++++++++++
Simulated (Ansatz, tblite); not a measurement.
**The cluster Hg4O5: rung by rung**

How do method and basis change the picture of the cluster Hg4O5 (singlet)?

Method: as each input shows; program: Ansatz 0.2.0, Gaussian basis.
++++++++++

Write the data above out again in full, with every word as given.

Simulated (Ansatz, tblite); not a measurement.
**The cluster Hg4O5: rung by rung**

How do method and basis change the picture of the cluster Hg4O5 (singlet)?

Method: as each input shows; program: Ansatz 0.2.0, Gaussian basis.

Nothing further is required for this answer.